++++ Material provided ++++
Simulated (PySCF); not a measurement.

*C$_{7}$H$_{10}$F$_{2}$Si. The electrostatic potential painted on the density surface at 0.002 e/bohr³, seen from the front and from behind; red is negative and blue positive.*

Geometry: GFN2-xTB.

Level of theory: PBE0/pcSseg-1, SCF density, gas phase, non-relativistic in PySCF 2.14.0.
++++

## Assignment
Retype all the data, changing nothing.

## Task response
Simulated (PySCF); not a measurement.

*C$_{7}$H$_{10}$F$_{2}$Si. The electrostatic potential painted on the density surface at 0.002 e/bohr³, seen from the front and from behind; red is negative and blue positive.*

Geometry: GFN2-xTB.

Level of theory: PBE0/pcSseg-1, SCF density, gas phase, non-relativistic in PySCF 2.14.0.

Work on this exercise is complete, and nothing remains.